___ DATA EXTRACT ___

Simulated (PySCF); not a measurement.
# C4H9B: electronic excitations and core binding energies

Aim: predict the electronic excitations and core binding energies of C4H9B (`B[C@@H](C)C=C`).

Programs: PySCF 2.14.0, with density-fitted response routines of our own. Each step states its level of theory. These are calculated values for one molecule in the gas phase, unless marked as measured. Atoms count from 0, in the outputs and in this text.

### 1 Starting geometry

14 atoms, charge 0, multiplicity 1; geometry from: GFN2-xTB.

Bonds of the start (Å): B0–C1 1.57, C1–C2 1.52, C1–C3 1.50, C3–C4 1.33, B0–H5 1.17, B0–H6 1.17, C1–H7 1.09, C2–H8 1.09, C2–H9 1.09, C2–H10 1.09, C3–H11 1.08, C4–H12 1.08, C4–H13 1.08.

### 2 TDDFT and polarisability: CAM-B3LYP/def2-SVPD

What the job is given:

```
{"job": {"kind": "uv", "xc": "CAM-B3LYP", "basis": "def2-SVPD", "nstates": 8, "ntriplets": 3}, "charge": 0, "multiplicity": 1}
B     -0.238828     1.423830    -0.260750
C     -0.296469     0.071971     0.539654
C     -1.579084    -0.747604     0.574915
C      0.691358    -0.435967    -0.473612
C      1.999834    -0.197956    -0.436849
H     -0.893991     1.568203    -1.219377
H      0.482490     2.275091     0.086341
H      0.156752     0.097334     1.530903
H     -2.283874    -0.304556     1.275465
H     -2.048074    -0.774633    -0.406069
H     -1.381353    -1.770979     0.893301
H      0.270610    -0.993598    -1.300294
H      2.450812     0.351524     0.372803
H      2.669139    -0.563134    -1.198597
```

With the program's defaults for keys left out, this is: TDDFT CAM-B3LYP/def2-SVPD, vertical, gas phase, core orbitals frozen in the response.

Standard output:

___

• WORK ORDER: Please give an exact copy of the entries above, from the line with "Bonds of the" down to the line with "With the program's", inclusive, and nothing else.

• TASK RESULT:
Bonds of the start (Å): B0–C1 1.57, C1–C2 1.52, C1–C3 1.50, C3–C4 1.33, B0–H5 1.17, B0–H6 1.17, C1–H7 1.09, C2–H8 1.09, C2–H9 1.09, C2–H10 1.09, C3–H11 1.08, C4–H12 1.08, C4–H13 1.08.

### 2 TDDFT and polarisability: CAM-B3LYP/def2-SVPD

What the job is given:

```
{"job": {"kind": "uv", "xc": "CAM-B3LYP", "basis": "def2-SVPD", "nstates": 8, "ntriplets": 3}, "charge": 0, "multiplicity": 1}
B     -0.238828     1.423830    -0.260750
C     -0.296469     0.071971     0.539654
C     -1.579084    -0.747604     0.574915
C      0.691358    -0.435967    -0.473612
C      1.999834    -0.197956    -0.436849
H     -0.893991     1.568203    -1.219377
H      0.482490     2.275091     0.086341
H      0.156752     0.097334     1.530903
H     -2.283874    -0.304556     1.275465
H     -2.048074    -0.774633    -0.406069
H     -1.381353    -1.770979     0.893301
H      0.270610    -0.993598    -1.300294
H      2.450812     0.351524     0.372803
H      2.669139    -0.563134    -1.198597
```

With the program's defaults for keys left out, this is: TDDFT CAM-B3LYP/def2-SVPD, vertical, gas phase, core orbitals frozen in the response.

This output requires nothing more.